Stored data:
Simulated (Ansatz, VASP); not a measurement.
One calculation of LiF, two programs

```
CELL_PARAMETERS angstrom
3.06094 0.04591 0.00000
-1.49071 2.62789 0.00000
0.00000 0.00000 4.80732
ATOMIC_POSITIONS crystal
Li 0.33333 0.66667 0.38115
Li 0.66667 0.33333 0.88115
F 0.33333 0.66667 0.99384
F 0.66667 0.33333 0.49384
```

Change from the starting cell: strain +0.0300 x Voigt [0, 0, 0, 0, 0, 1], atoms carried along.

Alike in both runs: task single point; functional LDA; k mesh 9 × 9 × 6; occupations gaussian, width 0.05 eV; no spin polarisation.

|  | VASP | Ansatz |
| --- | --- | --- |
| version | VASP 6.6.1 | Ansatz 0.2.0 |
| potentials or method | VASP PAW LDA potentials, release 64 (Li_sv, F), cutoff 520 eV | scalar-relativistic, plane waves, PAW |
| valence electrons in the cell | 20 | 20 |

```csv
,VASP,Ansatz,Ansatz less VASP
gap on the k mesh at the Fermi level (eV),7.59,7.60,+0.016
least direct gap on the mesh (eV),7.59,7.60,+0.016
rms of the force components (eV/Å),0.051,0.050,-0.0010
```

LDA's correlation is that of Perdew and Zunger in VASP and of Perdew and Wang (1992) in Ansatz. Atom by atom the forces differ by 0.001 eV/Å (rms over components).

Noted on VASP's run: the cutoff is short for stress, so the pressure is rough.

Required action: Every line from the top of the material above through the line holding "LDA's correlation is" should be reproduced word for word, and nothing beyond it.

Worked solution:
Simulated (Ansatz, VASP); not a measurement.
One calculation of LiF, two programs

```
CELL_PARAMETERS angstrom
3.06094 0.04591 0.00000
-1.49071 2.62789 0.00000
0.00000 0.00000 4.80732
ATOMIC_POSITIONS crystal
Li 0.33333 0.66667 0.38115
Li 0.66667 0.33333 0.88115
F 0.33333 0.66667 0.99384
F 0.66667 0.33333 0.49384
```

Change from the starting cell: strain +0.0300 x Voigt [0, 0, 0, 0, 0, 1], atoms carried along.

Alike in both runs: task single point; functional LDA; k mesh 9 × 9 × 6; occupations gaussian, width 0.05 eV; no spin polarisation.

|  | VASP | Ansatz |
| --- | --- | --- |
| version | VASP 6.6.1 | Ansatz 0.2.0 |
| potentials or method | VASP PAW LDA potentials, release 64 (Li_sv, F), cutoff 520 eV | scalar-relativistic, plane waves, PAW |
| valence electrons in the cell | 20 | 20 |

```csv
,VASP,Ansatz,Ansatz less VASP
gap on the k mesh at the Fermi level (eV),7.59,7.60,+0.016
least direct gap on the mesh (eV),7.59,7.60,+0.016
rms of the force components (eV/Å),0.051,0.050,-0.0010
```

LDA's correlation is that of Perdew and Zunger in VASP and of Perdew and Wang (1992) in Ansatz. Atom by atom the forces differ by 0.001 eV/Å (rms over components).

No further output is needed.